— Given information —
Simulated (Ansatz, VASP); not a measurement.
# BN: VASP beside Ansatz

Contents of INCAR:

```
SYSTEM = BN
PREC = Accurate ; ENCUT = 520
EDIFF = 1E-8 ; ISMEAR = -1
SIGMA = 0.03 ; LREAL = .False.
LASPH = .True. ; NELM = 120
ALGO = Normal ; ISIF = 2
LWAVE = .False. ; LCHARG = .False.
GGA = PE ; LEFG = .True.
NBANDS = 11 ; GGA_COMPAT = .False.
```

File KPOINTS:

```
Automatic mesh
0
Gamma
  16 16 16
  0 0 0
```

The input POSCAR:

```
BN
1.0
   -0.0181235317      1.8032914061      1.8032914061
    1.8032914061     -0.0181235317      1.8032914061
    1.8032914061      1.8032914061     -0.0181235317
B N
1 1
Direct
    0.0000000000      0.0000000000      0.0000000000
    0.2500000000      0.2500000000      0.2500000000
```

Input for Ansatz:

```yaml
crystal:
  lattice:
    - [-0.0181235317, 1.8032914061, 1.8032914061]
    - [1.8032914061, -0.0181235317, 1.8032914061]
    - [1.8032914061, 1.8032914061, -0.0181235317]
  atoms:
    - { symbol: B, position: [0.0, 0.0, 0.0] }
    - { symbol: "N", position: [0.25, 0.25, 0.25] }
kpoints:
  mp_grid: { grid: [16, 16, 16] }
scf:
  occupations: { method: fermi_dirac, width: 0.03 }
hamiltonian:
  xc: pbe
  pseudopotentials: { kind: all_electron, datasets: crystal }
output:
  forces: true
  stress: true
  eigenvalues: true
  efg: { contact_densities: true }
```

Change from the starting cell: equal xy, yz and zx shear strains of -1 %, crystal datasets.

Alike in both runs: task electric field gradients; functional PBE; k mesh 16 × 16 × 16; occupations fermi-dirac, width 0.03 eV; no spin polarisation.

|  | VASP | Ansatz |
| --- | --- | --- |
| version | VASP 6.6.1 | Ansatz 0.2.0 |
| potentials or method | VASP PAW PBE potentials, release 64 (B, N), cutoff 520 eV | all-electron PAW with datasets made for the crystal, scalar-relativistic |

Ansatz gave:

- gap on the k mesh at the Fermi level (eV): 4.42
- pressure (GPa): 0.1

— Work order —
Give again, word for word, every line of the listing above from the one with "Alike in both" to the one with "- gap on the", both inclusive, and nothing beyond them.

— Written reply —
Alike in both runs: task electric field gradients; functional PBE; k mesh 16 × 16 × 16; occupations fermi-dirac, width 0.03 eV; no spin polarisation.

|  | VASP | Ansatz |
| --- | --- | --- |
| version | VASP 6.6.1 | Ansatz 0.2.0 |
| potentials or method | VASP PAW PBE potentials, release 64 (B, N), cutoff 520 eV | all-electron PAW with datasets made for the crystal, scalar-relativistic |

Ansatz gave:

- gap on the k mesh at the Fermi level (eV): 4.42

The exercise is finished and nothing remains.